RECORDED DATA:
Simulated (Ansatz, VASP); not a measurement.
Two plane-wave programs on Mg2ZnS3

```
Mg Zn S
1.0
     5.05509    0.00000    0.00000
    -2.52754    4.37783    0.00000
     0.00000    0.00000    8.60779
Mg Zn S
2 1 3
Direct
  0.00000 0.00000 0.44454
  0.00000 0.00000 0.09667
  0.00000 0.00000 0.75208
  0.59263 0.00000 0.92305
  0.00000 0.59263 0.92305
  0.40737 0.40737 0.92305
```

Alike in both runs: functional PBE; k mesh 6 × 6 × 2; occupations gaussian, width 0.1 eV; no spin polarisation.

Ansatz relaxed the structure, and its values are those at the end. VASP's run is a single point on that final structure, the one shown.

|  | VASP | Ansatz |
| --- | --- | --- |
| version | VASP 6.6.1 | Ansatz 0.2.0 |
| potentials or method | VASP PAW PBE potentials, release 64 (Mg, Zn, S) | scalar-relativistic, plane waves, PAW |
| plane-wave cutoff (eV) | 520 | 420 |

EXERCISE:
The records above are to be reproduced exactly, with nothing left out.

TASK OUTPUT:
Simulated (Ansatz, VASP); not a measurement.
Two plane-wave programs on Mg2ZnS3

```
Mg Zn S
1.0
     5.05509    0.00000    0.00000
    -2.52754    4.37783    0.00000
     0.00000    0.00000    8.60779
Mg Zn S
2 1 3
Direct
  0.00000 0.00000 0.44454
  0.00000 0.00000 0.09667
  0.00000 0.00000 0.75208
  0.59263 0.00000 0.92305
  0.00000 0.59263 0.92305
  0.40737 0.40737 0.92305
```

Alike in both runs: functional PBE; k mesh 6 × 6 × 2; occupations gaussian, width 0.1 eV; no spin polarisation.

Ansatz relaxed the structure, and its values are those at the end. VASP's run is a single point on that final structure, the one shown.

|  | VASP | Ansatz |
| --- | --- | --- |
| version | VASP 6.6.1 | Ansatz 0.2.0 |
| potentials or method | VASP PAW PBE potentials, release 64 (Mg, Zn, S) | scalar-relativistic, plane waves, PAW |
| plane-wave cutoff (eV) | 520 | 420 |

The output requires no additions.